Type the entries out once more. Match them exactly.

--- RECORDED DATA Enclosed Below ---

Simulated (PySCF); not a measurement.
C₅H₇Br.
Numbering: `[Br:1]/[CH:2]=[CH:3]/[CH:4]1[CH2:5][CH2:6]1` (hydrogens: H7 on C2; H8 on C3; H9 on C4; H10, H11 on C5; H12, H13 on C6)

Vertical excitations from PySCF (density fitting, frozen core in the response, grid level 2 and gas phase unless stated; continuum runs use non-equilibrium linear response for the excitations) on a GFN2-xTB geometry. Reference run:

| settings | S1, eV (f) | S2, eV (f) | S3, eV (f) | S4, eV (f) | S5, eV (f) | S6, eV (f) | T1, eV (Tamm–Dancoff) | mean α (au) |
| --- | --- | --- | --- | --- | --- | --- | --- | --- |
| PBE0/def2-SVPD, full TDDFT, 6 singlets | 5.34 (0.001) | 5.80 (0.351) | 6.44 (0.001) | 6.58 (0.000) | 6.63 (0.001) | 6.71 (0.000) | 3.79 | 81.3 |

--- End of Enclosed RECORDED DATA ---

▶ [WRITTEN ANSWER]:
Simulated (PySCF); not a measurement.
C₅H₇Br.
Numbering: `[Br:1]/[CH:2]=[CH:3]/[CH:4]1[CH2:5][CH2:6]1` (hydrogens: H7 on C2; H8 on C3; H9 on C4; H10, H11 on C5; H12, H13 on C6)

Vertical excitations from PySCF (density fitting, frozen core in the response, grid level 2 and gas phase unless stated; continuum runs use non-equilibrium linear response for the excitations) on a GFN2-xTB geometry. Reference run:

| settings | S1, eV (f) | S2, eV (f) | S3, eV (f) | S4, eV (f) | S5, eV (f) | S6, eV (f) | T1, eV (Tamm–Dancoff) | mean α (au) |
| --- | --- | --- | --- | --- | --- | --- | --- | --- |
| PBE0/def2-SVPD, full TDDFT, 6 singlets | 5.34 (0.001) | 5.80 (0.351) | 6.44 (0.001) | 6.58 (0.000) | 6.63 (0.001) | 6.71 (0.000) | 3.79 | 81.3 |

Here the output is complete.